◆ **ASSIGNED TASK**: The line containing "(1) Which bonds" marks the end: output every line of the data up to it, and that line too, exactly as written.

# # # # # # #

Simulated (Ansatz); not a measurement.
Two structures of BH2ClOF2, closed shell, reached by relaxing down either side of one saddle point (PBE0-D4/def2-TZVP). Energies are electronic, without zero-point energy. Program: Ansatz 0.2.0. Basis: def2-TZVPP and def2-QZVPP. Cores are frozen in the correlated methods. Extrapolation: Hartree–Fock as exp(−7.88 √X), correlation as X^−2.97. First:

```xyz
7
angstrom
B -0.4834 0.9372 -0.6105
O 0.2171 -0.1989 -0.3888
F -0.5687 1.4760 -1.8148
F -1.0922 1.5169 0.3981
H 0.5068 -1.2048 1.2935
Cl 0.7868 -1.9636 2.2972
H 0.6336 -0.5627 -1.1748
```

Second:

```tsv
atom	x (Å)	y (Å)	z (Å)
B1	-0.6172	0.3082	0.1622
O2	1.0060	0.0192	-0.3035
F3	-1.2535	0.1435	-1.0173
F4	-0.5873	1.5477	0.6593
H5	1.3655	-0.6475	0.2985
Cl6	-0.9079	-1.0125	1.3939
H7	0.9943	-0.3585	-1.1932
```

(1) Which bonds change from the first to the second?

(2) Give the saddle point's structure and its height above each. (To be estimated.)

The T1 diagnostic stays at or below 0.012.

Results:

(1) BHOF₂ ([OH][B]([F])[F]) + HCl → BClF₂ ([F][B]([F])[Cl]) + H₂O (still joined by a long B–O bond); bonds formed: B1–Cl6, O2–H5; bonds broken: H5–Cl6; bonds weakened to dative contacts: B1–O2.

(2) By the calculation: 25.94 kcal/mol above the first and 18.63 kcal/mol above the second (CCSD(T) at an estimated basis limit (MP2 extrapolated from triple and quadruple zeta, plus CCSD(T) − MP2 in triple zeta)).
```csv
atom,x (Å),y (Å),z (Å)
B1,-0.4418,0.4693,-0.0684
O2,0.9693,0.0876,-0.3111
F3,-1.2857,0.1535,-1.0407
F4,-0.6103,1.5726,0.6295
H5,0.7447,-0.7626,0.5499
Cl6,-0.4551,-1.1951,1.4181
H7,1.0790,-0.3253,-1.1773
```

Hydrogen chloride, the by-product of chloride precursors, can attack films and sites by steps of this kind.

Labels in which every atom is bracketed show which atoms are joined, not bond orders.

# # # # # # #

◆ **WRITTEN RESPONSE**:
Simulated (Ansatz); not a measurement.
Two structures of BH2ClOF2, closed shell, reached by relaxing down either side of one saddle point (PBE0-D4/def2-TZVP). Energies are electronic, without zero-point energy. Program: Ansatz 0.2.0. Basis: def2-TZVPP and def2-QZVPP. Cores are frozen in the correlated methods. Extrapolation: Hartree–Fock as exp(−7.88 √X), correlation as X^−2.97. First:

```xyz
7
angstrom
B -0.4834 0.9372 -0.6105
O 0.2171 -0.1989 -0.3888
F -0.5687 1.4760 -1.8148
F -1.0922 1.5169 0.3981
H 0.5068 -1.2048 1.2935
Cl 0.7868 -1.9636 2.2972
H 0.6336 -0.5627 -1.1748
```

Second:

```tsv
atom	x (Å)	y (Å)	z (Å)
B1	-0.6172	0.3082	0.1622
O2	1.0060	0.0192	-0.3035
F3	-1.2535	0.1435	-1.0173
F4	-0.5873	1.5477	0.6593
H5	1.3655	-0.6475	0.2985
Cl6	-0.9079	-1.0125	1.3939
H7	0.9943	-0.3585	-1.1932
```

(1) Which bonds change from the first to the second?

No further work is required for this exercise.